§ Required action
Reproduce the full listing exactly.

====

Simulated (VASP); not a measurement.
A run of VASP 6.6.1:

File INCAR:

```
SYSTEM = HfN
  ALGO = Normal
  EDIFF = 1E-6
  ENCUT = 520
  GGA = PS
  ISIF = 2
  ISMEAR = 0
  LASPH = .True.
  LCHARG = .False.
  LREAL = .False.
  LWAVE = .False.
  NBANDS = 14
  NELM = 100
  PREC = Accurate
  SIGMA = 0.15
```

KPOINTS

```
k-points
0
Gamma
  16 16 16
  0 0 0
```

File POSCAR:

====

§ Expected answer
Simulated (VASP); not a measurement.
A run of VASP 6.6.1:

File INCAR:

```
SYSTEM = HfN
  ALGO = Normal
  EDIFF = 1E-6
  ENCUT = 520
  GGA = PS
  ISIF = 2
  ISMEAR = 0
  LASPH = .True.
  LCHARG = .False.
  LREAL = .False.
  LWAVE = .False.
  NBANDS = 14
  NELM = 100
  PREC = Accurate
  SIGMA = 0.15
```

KPOINTS

```
k-points
0
Gamma
  16 16 16
  0 0 0
```

File POSCAR:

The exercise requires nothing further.